——————

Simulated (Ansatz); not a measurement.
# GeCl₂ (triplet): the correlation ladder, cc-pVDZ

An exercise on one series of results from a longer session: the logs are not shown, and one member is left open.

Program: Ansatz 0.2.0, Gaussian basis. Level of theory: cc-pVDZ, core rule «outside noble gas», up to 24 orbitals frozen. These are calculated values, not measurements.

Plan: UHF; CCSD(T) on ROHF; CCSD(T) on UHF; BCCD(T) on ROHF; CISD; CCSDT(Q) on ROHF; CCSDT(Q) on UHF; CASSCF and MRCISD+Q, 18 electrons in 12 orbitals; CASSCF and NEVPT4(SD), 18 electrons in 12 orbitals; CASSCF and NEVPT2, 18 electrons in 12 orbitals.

——————

- **Work task**
Write out the material from the first line to the last, exactly.

- **Response box**
Simulated (Ansatz); not a measurement.
# GeCl₂ (triplet): the correlation ladder, cc-pVDZ

An exercise on one series of results from a longer session: the logs are not shown, and one member is left open.

Program: Ansatz 0.2.0, Gaussian basis. Level of theory: cc-pVDZ, core rule «outside noble gas», up to 24 orbitals frozen. These are calculated values, not measurements.

Plan: UHF; CCSD(T) on ROHF; CCSD(T) on UHF; BCCD(T) on ROHF; CISD; CCSDT(Q) on ROHF; CCSDT(Q) on UHF; CASSCF and MRCISD+Q, 18 electrons in 12 orbitals; CASSCF and NEVPT4(SD), 18 electrons in 12 orbitals; CASSCF and NEVPT2, 18 electrons in 12 orbitals.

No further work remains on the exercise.